> _Brief_
Set down the material exactly, keeping every line whole.

> _Supplied entries_
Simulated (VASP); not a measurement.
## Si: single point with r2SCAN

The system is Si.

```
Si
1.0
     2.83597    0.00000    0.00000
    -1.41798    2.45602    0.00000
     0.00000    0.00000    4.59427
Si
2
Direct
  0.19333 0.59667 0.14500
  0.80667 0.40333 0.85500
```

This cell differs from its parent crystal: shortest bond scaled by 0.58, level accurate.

> _Exercise response_
Simulated (VASP); not a measurement.
## Si: single point with r2SCAN

The system is Si.

```
Si
1.0
     2.83597    0.00000    0.00000
    -1.41798    2.45602    0.00000
     0.00000    0.00000    4.59427
Si
2
Direct
  0.19333 0.59667 0.14500
  0.80667 0.40333 0.85500
```

This cell differs from its parent crystal: shortest bond scaled by 0.58, level accurate.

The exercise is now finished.